━━━━━━━━━━━━━━━━━━━━━━━━━━━━━━

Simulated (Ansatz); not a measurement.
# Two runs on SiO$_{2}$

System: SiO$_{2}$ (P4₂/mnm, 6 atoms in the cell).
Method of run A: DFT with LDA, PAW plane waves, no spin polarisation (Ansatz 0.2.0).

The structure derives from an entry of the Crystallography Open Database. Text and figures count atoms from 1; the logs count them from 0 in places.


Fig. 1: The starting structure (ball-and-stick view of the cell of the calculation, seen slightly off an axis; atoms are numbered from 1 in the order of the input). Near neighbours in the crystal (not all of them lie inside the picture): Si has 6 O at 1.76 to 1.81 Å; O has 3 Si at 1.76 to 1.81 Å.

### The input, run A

━━━━━━━━━━━━━━━━━━━━━━━━━━━━━━

_Required action_
The lines needed are the ones from the first line of the entries through the line that contains "Fig. 1: The", given again without any change.

_Response_
Simulated (Ansatz); not a measurement.
# Two runs on SiO$_{2}$

System: SiO$_{2}$ (P4₂/mnm, 6 atoms in the cell).
Method of run A: DFT with LDA, PAW plane waves, no spin polarisation (Ansatz 0.2.0).

The structure derives from an entry of the Crystallography Open Database. Text and figures count atoms from 1; the logs count them from 0 in places.


Fig. 1: The starting structure (ball-and-stick view of the cell of the calculation, seen slightly off an axis; atoms are numbered from 1 in the order of the input). Near neighbours in the crystal (not all of them lie inside the picture): Si has 6 O at 1.76 to 1.81 Å; O has 3 Si at 1.76 to 1.81 Å.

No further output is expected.